DATA PROVIDED Block Start

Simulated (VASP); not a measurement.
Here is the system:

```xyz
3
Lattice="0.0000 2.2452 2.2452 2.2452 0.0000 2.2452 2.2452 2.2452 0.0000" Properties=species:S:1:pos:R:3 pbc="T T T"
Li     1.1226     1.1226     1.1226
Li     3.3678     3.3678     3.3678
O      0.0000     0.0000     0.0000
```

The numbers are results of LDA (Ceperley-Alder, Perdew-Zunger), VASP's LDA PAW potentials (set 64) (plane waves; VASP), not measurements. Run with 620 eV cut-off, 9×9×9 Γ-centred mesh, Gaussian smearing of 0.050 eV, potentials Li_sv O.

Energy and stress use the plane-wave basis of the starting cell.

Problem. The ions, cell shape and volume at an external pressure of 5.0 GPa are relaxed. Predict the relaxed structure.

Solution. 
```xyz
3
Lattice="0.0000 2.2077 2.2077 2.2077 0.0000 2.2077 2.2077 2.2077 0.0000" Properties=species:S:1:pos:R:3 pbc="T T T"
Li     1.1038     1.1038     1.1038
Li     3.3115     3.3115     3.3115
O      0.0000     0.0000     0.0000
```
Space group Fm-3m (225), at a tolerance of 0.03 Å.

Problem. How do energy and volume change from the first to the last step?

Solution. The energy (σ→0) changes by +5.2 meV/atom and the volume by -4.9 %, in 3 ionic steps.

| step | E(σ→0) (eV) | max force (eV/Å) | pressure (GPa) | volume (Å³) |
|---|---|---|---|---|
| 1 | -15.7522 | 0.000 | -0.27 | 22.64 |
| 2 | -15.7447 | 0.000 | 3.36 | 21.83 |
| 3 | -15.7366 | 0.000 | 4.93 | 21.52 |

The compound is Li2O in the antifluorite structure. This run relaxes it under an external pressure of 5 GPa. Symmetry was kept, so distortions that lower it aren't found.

DATA PROVIDED Block End

WORK ITEM: An exact copy of the lines above, from the one containing "3.36 | 21.83 |" through the one containing "4.93 | 21.52 |", is the whole of the answer.

TASK ANSWER:
| 2 | -15.7447 | 0.000 | 3.36 | 21.83 |
| 3 | -15.7366 | 0.000 | 4.93 | 21.52 |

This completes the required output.